ASSIGNED TASK: Repeat the listing that follows without a single change.

----------

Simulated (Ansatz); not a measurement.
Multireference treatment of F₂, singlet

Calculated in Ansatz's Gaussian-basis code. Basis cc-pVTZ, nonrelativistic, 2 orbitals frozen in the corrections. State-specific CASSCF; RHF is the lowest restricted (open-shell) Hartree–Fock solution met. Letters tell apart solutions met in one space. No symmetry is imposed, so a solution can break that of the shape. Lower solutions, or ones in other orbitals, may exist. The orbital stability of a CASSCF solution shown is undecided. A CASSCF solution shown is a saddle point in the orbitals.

----------

RESPONSE:
Simulated (Ansatz); not a measurement.
Multireference treatment of F₂, singlet

Calculated in Ansatz's Gaussian-basis code. Basis cc-pVTZ, nonrelativistic, 2 orbitals frozen in the corrections. State-specific CASSCF; RHF is the lowest restricted (open-shell) Hartree–Fock solution met. Letters tell apart solutions met in one space. No symmetry is imposed, so a solution can break that of the shape. Lower solutions, or ones in other orbitals, may exist. The orbital stability of a CASSCF solution shown is undecided. A CASSCF solution shown is a saddle point in the orbitals.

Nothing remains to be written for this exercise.